→ **REQUIRED ACTION**: The stretch from the line with "# KCl (Sylvite, Fm-3m): lattice" through the line with "A cheap single" in the records below: write it out exactly, and nothing else.

→ **EXCERPTED DATA**:
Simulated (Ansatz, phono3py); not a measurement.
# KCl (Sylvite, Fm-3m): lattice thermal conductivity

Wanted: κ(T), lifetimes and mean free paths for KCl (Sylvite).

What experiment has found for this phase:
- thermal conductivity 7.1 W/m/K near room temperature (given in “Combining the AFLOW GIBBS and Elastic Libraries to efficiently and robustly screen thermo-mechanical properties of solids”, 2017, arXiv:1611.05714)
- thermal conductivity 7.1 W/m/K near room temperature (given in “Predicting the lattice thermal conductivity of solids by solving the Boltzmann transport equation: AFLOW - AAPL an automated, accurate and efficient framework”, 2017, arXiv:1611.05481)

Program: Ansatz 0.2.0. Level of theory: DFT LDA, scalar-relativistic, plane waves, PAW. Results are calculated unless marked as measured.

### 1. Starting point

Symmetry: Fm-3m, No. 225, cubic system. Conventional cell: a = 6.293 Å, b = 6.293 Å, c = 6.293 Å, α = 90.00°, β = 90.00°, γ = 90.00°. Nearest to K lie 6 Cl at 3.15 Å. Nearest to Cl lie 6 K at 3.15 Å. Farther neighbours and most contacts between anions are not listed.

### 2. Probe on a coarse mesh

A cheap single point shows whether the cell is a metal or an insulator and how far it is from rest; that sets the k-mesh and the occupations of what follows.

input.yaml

→ **EXERCISE OUTPUT**:
# KCl (Sylvite, Fm-3m): lattice thermal conductivity

Wanted: κ(T), lifetimes and mean free paths for KCl (Sylvite).

What experiment has found for this phase:
- thermal conductivity 7.1 W/m/K near room temperature (given in “Combining the AFLOW GIBBS and Elastic Libraries to efficiently and robustly screen thermo-mechanical properties of solids”, 2017, arXiv:1611.05714)
- thermal conductivity 7.1 W/m/K near room temperature (given in “Predicting the lattice thermal conductivity of solids by solving the Boltzmann transport equation: AFLOW - AAPL an automated, accurate and efficient framework”, 2017, arXiv:1611.05481)

Program: Ansatz 0.2.0. Level of theory: DFT LDA, scalar-relativistic, plane waves, PAW. Results are calculated unless marked as measured.

### 1. Starting point

Symmetry: Fm-3m, No. 225, cubic system. Conventional cell: a = 6.293 Å, b = 6.293 Å, c = 6.293 Å, α = 90.00°, β = 90.00°, γ = 90.00°. Nearest to K lie 6 Cl at 3.15 Å. Nearest to Cl lie 6 K at 3.15 Å. Farther neighbours and most contacts between anions are not listed.

### 2. Probe on a coarse mesh

A cheap single point shows whether the cell is a metal or an insulator and how far it is from rest; that sets the k-mesh and the occupations of what follows.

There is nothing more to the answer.